Brief: Write out all of the data again, exactly as it reads.

Recorded data:
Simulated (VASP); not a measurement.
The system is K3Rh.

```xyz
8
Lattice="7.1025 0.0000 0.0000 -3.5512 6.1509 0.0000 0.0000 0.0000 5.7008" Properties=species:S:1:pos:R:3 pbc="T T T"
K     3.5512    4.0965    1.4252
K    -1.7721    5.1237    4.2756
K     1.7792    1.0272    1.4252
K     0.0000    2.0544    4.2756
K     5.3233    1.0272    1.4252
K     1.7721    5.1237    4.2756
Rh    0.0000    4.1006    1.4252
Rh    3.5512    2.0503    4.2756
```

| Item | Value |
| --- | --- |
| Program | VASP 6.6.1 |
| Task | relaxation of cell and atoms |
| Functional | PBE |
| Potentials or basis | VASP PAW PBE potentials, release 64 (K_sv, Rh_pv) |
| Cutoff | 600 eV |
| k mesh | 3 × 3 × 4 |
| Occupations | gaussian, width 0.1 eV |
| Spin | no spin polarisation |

Answer area:
Simulated (VASP); not a measurement.
The system is K3Rh.

```xyz
8
Lattice="7.1025 0.0000 0.0000 -3.5512 6.1509 0.0000 0.0000 0.0000 5.7008" Properties=species:S:1:pos:R:3 pbc="T T T"
K     3.5512    4.0965    1.4252
K    -1.7721    5.1237    4.2756
K     1.7792    1.0272    1.4252
K     0.0000    2.0544    4.2756
K     5.3233    1.0272    1.4252
K     1.7721    5.1237    4.2756
Rh    0.0000    4.1006    1.4252
Rh    3.5512    2.0503    4.2756
```

| Item | Value |
| --- | --- |
| Program | VASP 6.6.1 |
| Task | relaxation of cell and atoms |
| Functional | PBE |
| Potentials or basis | VASP PAW PBE potentials, release 64 (K_sv, Rh_pv) |
| Cutoff | 600 eV |
| k mesh | 3 × 3 × 4 |
| Occupations | gaussian, width 0.1 eV |
| Spin | no spin polarisation |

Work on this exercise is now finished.